RECORDED DATA:
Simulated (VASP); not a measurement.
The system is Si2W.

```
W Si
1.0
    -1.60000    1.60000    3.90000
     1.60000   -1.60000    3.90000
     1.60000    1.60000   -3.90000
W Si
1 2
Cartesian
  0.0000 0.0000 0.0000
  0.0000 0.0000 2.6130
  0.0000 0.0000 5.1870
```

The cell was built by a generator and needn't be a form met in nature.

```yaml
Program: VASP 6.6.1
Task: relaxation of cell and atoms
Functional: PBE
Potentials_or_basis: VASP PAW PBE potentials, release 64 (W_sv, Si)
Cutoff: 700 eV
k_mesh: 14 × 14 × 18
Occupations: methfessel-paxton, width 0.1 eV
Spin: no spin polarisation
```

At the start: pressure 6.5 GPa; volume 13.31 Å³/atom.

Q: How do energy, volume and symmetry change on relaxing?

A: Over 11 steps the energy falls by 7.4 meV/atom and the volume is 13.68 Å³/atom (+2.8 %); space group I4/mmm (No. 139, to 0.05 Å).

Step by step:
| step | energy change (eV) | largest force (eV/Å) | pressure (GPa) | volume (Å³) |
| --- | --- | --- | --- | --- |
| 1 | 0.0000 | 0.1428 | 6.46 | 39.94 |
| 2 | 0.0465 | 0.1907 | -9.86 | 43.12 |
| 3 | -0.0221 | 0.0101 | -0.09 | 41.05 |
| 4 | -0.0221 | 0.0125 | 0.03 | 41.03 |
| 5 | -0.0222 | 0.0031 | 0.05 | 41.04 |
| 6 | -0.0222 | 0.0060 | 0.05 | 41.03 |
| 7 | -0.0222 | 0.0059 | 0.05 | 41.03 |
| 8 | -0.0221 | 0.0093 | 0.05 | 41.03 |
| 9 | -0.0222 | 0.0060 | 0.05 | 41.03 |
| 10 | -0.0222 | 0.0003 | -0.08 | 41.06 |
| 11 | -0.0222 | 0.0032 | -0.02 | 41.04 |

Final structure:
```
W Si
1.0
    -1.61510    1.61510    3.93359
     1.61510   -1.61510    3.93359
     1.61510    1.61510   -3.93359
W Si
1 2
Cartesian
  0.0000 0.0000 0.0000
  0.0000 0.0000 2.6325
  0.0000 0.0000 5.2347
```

WORK INSTRUCTION: Precisely reproduce the lines of the entries, beginning at the first and ending at the one containing "volume (Å³) |". Add nothing.

ANSWER BOX:
Simulated (VASP); not a measurement.
The system is Si2W.

```
W Si
1.0
    -1.60000    1.60000    3.90000
     1.60000   -1.60000    3.90000
     1.60000    1.60000   -3.90000
W Si
1 2
Cartesian
  0.0000 0.0000 0.0000
  0.0000 0.0000 2.6130
  0.0000 0.0000 5.1870
```

The cell was built by a generator and needn't be a form met in nature.

```yaml
Program: VASP 6.6.1
Task: relaxation of cell and atoms
Functional: PBE
Potentials_or_basis: VASP PAW PBE potentials, release 64 (W_sv, Si)
Cutoff: 700 eV
k_mesh: 14 × 14 × 18
Occupations: methfessel-paxton, width 0.1 eV
Spin: no spin polarisation
```

At the start: pressure 6.5 GPa; volume 13.31 Å³/atom.

Q: How do energy, volume and symmetry change on relaxing?

A: Over 11 steps the energy falls by 7.4 meV/atom and the volume is 13.68 Å³/atom (+2.8 %); space group I4/mmm (No. 139, to 0.05 Å).

Step by step:
| step | energy change (eV) | largest force (eV/Å) | pressure (GPa) | volume (Å³) |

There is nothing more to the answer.